> _Data extracts_
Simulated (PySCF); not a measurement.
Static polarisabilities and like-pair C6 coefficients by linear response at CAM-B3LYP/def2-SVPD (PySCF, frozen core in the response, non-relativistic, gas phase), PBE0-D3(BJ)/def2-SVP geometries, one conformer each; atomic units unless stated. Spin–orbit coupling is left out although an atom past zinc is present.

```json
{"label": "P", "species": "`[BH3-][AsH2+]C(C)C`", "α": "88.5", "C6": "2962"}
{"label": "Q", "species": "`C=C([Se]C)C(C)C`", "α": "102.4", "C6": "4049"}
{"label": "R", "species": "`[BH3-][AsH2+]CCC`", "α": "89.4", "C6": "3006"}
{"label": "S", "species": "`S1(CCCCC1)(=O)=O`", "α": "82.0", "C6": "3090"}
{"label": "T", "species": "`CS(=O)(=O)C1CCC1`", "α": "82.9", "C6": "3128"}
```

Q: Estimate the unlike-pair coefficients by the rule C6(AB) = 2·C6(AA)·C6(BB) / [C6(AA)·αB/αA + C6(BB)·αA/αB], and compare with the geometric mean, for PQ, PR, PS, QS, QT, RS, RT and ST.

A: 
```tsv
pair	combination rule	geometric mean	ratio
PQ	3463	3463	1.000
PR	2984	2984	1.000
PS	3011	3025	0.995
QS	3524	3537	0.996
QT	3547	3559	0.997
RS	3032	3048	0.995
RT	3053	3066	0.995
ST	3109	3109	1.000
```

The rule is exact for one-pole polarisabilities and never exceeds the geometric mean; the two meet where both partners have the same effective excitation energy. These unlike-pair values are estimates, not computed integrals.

> _Assigned task_
Extract, word for word, each line of the listing above.

> _Task solution_
Simulated (PySCF); not a measurement.
Static polarisabilities and like-pair C6 coefficients by linear response at CAM-B3LYP/def2-SVPD (PySCF, frozen core in the response, non-relativistic, gas phase), PBE0-D3(BJ)/def2-SVP geometries, one conformer each; atomic units unless stated. Spin–orbit coupling is left out although an atom past zinc is present.

```json
{"label": "P", "species": "`[BH3-][AsH2+]C(C)C`", "α": "88.5", "C6": "2962"}
{"label": "Q", "species": "`C=C([Se]C)C(C)C`", "α": "102.4", "C6": "4049"}
{"label": "R", "species": "`[BH3-][AsH2+]CCC`", "α": "89.4", "C6": "3006"}
{"label": "S", "species": "`S1(CCCCC1)(=O)=O`", "α": "82.0", "C6": "3090"}
{"label": "T", "species": "`CS(=O)(=O)C1CCC1`", "α": "82.9", "C6": "3128"}
```

Q: Estimate the unlike-pair coefficients by the rule C6(AB) = 2·C6(AA)·C6(BB) / [C6(AA)·αB/αA + C6(BB)·αA/αB], and compare with the geometric mean, for PQ, PR, PS, QS, QT, RS, RT and ST.

A: 
```tsv
pair	combination rule	geometric mean	ratio
PQ	3463	3463	1.000
PR	2984	2984	1.000
PS	3011	3025	0.995
QS	3524	3537	0.996
QT	3547	3559	0.997
RS	3032	3048	0.995
RT	3053	3066	0.995
ST	3109	3109	1.000
```

The rule is exact for one-pole polarisabilities and never exceeds the geometric mean; the two meet where both partners have the same effective excitation energy. These unlike-pair values are estimates, not computed integrals.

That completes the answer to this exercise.